Activity: Print every line of the material exactly.

Information supplied: Begin

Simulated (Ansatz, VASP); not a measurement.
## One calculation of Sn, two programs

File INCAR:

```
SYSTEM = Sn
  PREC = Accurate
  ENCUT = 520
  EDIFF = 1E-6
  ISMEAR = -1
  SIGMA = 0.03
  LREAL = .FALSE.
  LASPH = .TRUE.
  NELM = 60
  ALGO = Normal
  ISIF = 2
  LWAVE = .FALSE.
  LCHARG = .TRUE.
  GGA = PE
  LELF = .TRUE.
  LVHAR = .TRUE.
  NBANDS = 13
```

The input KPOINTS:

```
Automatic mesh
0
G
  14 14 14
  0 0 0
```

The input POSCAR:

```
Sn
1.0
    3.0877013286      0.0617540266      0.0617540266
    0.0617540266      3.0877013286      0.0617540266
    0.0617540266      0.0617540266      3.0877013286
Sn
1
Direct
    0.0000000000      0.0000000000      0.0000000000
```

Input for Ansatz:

Information supplied: End

Problem solution:
Simulated (Ansatz, VASP); not a measurement.
## One calculation of Sn, two programs

File INCAR:

```
SYSTEM = Sn
  PREC = Accurate
  ENCUT = 520
  EDIFF = 1E-6
  ISMEAR = -1
  SIGMA = 0.03
  LREAL = .FALSE.
  LASPH = .TRUE.
  NELM = 60
  ALGO = Normal
  ISIF = 2
  LWAVE = .FALSE.
  LCHARG = .TRUE.
  GGA = PE
  LELF = .TRUE.
  LVHAR = .TRUE.
  NBANDS = 13
```

The input KPOINTS:

```
Automatic mesh
0
G
  14 14 14
  0 0 0
```

The input POSCAR:

```
Sn
1.0
    3.0877013286      0.0617540266      0.0617540266
    0.0617540266      3.0877013286      0.0617540266
    0.0617540266      0.0617540266      3.0877013286
Sn
1
Direct
    0.0000000000      0.0000000000      0.0000000000
```

Input for Ansatz:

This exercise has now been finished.